*** Opening of INFORMATION SUPPLIED ***

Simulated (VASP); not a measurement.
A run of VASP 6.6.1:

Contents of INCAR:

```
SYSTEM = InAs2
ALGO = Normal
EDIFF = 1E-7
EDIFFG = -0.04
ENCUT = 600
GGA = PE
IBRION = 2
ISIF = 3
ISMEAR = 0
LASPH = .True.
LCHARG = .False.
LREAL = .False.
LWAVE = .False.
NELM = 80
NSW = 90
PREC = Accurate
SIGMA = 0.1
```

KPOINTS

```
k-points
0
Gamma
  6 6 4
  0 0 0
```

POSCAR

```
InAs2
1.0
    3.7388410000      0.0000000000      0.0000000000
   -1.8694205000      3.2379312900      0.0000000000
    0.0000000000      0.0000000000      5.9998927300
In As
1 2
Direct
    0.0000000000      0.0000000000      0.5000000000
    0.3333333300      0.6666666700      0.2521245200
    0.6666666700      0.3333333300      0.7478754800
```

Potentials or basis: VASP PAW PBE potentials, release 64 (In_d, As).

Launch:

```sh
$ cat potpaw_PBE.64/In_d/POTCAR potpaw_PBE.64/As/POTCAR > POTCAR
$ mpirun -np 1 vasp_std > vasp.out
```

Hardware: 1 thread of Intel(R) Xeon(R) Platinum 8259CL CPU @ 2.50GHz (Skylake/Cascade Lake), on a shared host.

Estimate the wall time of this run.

*** Close of INFORMATION SUPPLIED ***

EXERCISE
The stopping point is the line containing "Hardware: 1 thread". Reproduce exactly every line of the material from the first through that one.

EXERCISE RESULT
Simulated (VASP); not a measurement.
A run of VASP 6.6.1:

Contents of INCAR:

```
SYSTEM = InAs2
ALGO = Normal
EDIFF = 1E-7
EDIFFG = -0.04
ENCUT = 600
GGA = PE
IBRION = 2
ISIF = 3
ISMEAR = 0
LASPH = .True.
LCHARG = .False.
LREAL = .False.
LWAVE = .False.
NELM = 80
NSW = 90
PREC = Accurate
SIGMA = 0.1
```

KPOINTS

```
k-points
0
Gamma
  6 6 4
  0 0 0
```

POSCAR

```
InAs2
1.0
    3.7388410000      0.0000000000      0.0000000000
   -1.8694205000      3.2379312900      0.0000000000
    0.0000000000      0.0000000000      5.9998927300
In As
1 2
Direct
    0.0000000000      0.0000000000      0.5000000000
    0.3333333300      0.6666666700      0.2521245200
    0.6666666700      0.3333333300      0.7478754800
```

Potentials or basis: VASP PAW PBE potentials, release 64 (In_d, As).

Launch:

```sh
$ cat potpaw_PBE.64/In_d/POTCAR potpaw_PBE.64/As/POTCAR > POTCAR
$ mpirun -np 1 vasp_std > vasp.out
```

Hardware: 1 thread of Intel(R) Xeon(R) Platinum 8259CL CPU @ 2.50GHz (Skylake/Cascade Lake), on a shared host.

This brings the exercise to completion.